**Dataset content:**
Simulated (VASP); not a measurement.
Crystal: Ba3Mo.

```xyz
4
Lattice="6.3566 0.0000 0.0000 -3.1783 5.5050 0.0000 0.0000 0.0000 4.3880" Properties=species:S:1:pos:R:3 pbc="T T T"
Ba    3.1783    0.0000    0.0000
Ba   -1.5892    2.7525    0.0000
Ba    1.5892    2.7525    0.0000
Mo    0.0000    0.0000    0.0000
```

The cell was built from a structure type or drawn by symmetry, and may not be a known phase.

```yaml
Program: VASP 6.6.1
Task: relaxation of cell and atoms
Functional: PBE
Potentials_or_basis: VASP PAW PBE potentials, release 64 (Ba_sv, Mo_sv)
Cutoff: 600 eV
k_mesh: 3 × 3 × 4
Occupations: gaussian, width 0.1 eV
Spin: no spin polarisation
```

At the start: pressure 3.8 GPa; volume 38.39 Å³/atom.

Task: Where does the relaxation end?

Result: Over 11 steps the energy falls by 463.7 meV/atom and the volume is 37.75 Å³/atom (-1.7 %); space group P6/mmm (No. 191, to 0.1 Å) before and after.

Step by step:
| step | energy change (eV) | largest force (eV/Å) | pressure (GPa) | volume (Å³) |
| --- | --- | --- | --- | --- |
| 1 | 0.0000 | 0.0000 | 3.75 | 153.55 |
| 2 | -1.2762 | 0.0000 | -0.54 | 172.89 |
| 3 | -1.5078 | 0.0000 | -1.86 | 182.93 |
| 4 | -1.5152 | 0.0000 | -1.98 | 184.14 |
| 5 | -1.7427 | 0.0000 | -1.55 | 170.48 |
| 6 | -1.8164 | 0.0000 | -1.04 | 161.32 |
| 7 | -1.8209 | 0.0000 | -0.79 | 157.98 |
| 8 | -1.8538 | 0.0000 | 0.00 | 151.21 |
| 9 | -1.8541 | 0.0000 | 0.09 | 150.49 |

**Exercise:** From the entries above, print the lines beginning at the one with "-1.55 | 170.48 |" and stopping after the one with "0.00 | 151.21 |", exactly as written and with nothing else.

**Exercise result:**
| 5 | -1.7427 | 0.0000 | -1.55 | 170.48 |
| 6 | -1.8164 | 0.0000 | -1.04 | 161.32 |
| 7 | -1.8209 | 0.0000 | -0.79 | 157.98 |
| 8 | -1.8538 | 0.0000 | 0.00 | 151.21 |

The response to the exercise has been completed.